The lines to reproduce run from the first one below to the line containing "3 | 31 | 18 |", both included. Reproduce them exactly and nothing else.

————————

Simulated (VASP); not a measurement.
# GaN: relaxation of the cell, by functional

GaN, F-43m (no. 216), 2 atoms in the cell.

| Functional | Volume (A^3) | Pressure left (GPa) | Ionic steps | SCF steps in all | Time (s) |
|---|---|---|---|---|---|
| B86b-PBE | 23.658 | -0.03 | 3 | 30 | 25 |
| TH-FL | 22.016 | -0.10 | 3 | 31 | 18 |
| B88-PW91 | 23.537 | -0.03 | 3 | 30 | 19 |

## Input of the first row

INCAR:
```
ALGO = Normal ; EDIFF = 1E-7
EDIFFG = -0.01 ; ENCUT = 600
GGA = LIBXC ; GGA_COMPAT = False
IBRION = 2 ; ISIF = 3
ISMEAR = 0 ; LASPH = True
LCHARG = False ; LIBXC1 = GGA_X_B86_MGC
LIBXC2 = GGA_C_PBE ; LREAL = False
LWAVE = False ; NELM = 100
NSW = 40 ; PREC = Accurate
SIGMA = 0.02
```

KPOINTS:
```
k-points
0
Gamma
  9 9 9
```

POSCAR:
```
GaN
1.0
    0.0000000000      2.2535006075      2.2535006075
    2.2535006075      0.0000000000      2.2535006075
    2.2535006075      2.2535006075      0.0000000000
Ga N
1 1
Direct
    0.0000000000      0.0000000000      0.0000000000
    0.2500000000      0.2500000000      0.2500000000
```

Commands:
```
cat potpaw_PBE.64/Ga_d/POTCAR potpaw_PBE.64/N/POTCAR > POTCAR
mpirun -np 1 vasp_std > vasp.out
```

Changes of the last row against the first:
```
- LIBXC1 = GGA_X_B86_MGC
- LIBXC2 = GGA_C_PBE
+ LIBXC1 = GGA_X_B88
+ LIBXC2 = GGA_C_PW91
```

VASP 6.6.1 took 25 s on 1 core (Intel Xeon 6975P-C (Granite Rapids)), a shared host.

————————

TASK RESULT:
Simulated (VASP); not a measurement.
# GaN: relaxation of the cell, by functional

GaN, F-43m (no. 216), 2 atoms in the cell.

| Functional | Volume (A^3) | Pressure left (GPa) | Ionic steps | SCF steps in all | Time (s) |
|---|---|---|---|---|---|
| B86b-PBE | 23.658 | -0.03 | 3 | 30 | 25 |
| TH-FL | 22.016 | -0.10 | 3 | 31 | 18 |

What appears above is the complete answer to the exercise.